^^^^

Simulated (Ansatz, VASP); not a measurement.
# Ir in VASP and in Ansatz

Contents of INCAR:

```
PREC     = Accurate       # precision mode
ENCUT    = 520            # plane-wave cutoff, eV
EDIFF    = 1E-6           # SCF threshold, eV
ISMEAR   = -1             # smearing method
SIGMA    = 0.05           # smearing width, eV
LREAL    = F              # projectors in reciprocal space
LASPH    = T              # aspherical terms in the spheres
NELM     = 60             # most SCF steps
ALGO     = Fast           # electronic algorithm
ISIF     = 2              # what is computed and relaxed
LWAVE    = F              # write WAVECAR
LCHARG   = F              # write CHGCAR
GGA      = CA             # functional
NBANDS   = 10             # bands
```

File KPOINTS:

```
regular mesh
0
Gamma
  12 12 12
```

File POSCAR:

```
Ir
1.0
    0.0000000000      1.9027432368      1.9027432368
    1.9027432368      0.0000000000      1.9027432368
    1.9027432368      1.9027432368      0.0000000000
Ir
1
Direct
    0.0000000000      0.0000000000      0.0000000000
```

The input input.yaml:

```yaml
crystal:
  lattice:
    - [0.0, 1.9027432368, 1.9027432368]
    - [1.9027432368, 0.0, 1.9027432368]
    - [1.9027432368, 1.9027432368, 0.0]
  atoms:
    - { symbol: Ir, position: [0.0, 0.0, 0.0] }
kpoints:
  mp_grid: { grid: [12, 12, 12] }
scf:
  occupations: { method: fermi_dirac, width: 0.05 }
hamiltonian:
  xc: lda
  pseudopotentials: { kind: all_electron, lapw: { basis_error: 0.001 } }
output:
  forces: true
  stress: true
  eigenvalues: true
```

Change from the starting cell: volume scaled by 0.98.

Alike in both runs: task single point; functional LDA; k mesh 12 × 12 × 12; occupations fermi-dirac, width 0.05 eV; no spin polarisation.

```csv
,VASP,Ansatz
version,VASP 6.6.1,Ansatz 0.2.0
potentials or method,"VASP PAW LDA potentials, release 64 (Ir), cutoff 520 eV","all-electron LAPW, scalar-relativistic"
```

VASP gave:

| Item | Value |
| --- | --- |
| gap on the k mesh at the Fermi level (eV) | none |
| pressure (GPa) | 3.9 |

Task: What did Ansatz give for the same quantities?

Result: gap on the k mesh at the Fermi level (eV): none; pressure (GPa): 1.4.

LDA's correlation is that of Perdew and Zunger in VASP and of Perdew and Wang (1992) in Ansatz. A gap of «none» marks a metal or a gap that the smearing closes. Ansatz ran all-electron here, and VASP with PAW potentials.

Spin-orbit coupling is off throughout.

^^^^

An exact copy of the lines above between the line holding "Alike in both" and the line holding "LDA's correlation is", inclusive, is the whole answer.

Alike in both runs: task single point; functional LDA; k mesh 12 × 12 × 12; occupations fermi-dirac, width 0.05 eV; no spin polarisation.

```csv
,VASP,Ansatz
version,VASP 6.6.1,Ansatz 0.2.0
potentials or method,"VASP PAW LDA potentials, release 64 (Ir), cutoff 520 eV","all-electron LAPW, scalar-relativistic"
```

VASP gave:

| Item | Value |
| --- | --- |
| gap on the k mesh at the Fermi level (eV) | none |
| pressure (GPa) | 3.9 |

Task: What did Ansatz give for the same quantities?

Result: gap on the k mesh at the Fermi level (eV): none; pressure (GPa): 1.4.

LDA's correlation is that of Perdew and Zunger in VASP and of Perdew and Wang (1992) in Ansatz. A gap of «none» marks a metal or a gap that the smearing closes. Ansatz ran all-electron here, and VASP with PAW potentials.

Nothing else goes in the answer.